WORK ITEM: Copy every line below exactly.

-------- STUDY MATERIAL --------
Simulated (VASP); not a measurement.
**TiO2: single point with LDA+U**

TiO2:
--------

SOLUTION:
Simulated (VASP); not a measurement.
**TiO2: single point with LDA+U**

TiO2:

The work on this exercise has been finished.